#### Work task:
Transcribe the following entries word for word. End with the line where "Change from the" appears.

#### Extracted entries:
※
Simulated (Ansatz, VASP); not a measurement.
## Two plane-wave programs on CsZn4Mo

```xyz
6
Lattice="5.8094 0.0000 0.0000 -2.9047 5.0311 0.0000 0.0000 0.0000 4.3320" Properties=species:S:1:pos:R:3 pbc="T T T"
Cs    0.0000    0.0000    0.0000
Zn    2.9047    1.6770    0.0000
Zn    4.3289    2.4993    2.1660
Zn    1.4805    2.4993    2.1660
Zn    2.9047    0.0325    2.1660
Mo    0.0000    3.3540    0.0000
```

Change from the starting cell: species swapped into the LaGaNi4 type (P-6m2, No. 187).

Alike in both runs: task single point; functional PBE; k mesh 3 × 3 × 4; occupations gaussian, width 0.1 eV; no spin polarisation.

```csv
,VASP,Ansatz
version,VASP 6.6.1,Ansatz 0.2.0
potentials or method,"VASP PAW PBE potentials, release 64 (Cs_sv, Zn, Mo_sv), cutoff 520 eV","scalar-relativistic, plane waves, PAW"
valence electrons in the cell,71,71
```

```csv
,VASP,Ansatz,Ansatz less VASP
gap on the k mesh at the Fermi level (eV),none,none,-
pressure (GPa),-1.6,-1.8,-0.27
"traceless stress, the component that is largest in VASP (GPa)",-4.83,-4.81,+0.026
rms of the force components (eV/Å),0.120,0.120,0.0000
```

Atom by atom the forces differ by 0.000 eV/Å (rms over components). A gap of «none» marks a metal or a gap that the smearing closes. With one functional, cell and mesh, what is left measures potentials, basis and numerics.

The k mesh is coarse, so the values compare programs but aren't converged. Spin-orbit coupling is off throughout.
※

#### Exercise solution:
Simulated (Ansatz, VASP); not a measurement.
## Two plane-wave programs on CsZn4Mo

```xyz
6
Lattice="5.8094 0.0000 0.0000 -2.9047 5.0311 0.0000 0.0000 0.0000 4.3320" Properties=species:S:1:pos:R:3 pbc="T T T"
Cs    0.0000    0.0000    0.0000
Zn    2.9047    1.6770    0.0000
Zn    4.3289    2.4993    2.1660
Zn    1.4805    2.4993    2.1660
Zn    2.9047    0.0325    2.1660
Mo    0.0000    3.3540    0.0000
```

Change from the starting cell: species swapped into the LaGaNi4 type (P-6m2, No. 187).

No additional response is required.